→ **Assigned task**:
All lines up to and including the one that contains "Calculation on a" are to be transcribed exactly, starting from the first line of the records.

### Data listing

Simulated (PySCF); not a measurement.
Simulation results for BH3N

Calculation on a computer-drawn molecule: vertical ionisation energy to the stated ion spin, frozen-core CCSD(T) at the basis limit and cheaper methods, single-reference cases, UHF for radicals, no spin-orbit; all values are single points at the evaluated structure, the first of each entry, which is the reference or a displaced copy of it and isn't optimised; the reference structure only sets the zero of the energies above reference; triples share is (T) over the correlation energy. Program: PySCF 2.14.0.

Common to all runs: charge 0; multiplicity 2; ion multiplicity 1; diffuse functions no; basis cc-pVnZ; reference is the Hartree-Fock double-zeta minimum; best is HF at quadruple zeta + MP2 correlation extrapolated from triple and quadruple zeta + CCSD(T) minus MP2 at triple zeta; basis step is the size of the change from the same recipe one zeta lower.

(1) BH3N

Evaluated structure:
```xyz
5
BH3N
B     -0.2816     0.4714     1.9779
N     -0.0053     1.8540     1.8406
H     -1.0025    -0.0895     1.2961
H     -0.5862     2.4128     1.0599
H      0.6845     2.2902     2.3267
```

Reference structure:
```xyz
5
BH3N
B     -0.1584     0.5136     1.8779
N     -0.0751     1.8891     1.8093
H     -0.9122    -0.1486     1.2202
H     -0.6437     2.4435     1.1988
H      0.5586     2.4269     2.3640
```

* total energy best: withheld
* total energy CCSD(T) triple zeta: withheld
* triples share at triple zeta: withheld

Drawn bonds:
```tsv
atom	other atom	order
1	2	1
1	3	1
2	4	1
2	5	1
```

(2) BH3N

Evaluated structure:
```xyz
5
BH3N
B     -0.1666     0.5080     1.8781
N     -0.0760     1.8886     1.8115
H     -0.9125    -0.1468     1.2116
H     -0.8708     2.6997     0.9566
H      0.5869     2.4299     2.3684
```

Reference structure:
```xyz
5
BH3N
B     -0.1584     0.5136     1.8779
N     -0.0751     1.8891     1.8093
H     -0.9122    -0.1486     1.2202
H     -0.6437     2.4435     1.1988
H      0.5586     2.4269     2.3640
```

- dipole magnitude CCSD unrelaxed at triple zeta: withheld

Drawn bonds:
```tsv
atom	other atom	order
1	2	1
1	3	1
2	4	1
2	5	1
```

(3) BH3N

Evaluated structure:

######

→ **Response box**:
Simulated (PySCF); not a measurement.
Simulation results for BH3N

Calculation on a computer-drawn molecule: vertical ionisation energy to the stated ion spin, frozen-core CCSD(T) at the basis limit and cheaper methods, single-reference cases, UHF for radicals, no spin-orbit; all values are single points at the evaluated structure, the first of each entry, which is the reference or a displaced copy of it and isn't optimised; the reference structure only sets the zero of the energies above reference; triples share is (T) over the correlation energy. Program: PySCF 2.14.0.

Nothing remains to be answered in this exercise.